= SUPPLIED MATERIAL =
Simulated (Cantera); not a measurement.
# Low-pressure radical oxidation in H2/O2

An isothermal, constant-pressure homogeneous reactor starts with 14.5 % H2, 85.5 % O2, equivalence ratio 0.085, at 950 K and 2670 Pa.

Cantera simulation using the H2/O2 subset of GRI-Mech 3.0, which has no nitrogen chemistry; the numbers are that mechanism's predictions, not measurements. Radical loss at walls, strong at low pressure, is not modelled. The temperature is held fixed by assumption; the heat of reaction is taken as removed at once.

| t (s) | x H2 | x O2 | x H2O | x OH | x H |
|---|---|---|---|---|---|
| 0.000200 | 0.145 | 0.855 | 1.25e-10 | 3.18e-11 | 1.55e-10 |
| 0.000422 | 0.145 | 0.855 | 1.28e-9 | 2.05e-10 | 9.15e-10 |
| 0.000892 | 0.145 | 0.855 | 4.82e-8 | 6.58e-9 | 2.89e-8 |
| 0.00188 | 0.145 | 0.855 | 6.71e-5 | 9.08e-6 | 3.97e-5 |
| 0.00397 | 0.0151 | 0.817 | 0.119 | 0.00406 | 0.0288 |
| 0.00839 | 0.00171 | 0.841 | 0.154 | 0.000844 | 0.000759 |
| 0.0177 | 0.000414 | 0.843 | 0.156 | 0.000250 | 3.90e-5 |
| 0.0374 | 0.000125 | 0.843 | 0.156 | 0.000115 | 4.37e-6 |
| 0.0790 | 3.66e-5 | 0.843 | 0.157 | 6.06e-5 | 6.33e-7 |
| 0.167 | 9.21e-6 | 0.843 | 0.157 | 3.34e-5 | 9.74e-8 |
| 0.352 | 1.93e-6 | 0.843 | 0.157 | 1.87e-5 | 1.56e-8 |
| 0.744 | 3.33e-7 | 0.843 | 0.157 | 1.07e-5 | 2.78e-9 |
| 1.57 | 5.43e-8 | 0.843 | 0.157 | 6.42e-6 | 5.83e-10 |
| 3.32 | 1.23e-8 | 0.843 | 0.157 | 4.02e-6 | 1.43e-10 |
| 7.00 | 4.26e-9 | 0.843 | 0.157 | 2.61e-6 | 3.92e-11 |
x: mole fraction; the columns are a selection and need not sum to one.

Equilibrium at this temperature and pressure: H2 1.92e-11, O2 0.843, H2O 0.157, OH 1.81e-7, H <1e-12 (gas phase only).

= WORK REQUEST =
With the line holding "9.08e-6 | 3.97e-5 |" as the first and the line holding "6.06e-5 | 6.33e-7 |" as the last, please transcribe exactly the lines of the material above in that range and nothing else.

= YOUR RESPONSE =
| 0.00188 | 0.145 | 0.855 | 6.71e-5 | 9.08e-6 | 3.97e-5 |
| 0.00397 | 0.0151 | 0.817 | 0.119 | 0.00406 | 0.0288 |
| 0.00839 | 0.00171 | 0.841 | 0.154 | 0.000844 | 0.000759 |
| 0.0177 | 0.000414 | 0.843 | 0.156 | 0.000250 | 3.90e-5 |
| 0.0374 | 0.000125 | 0.843 | 0.156 | 0.000115 | 4.37e-6 |
| 0.0790 | 3.66e-5 | 0.843 | 0.157 | 6.06e-5 | 6.33e-7 |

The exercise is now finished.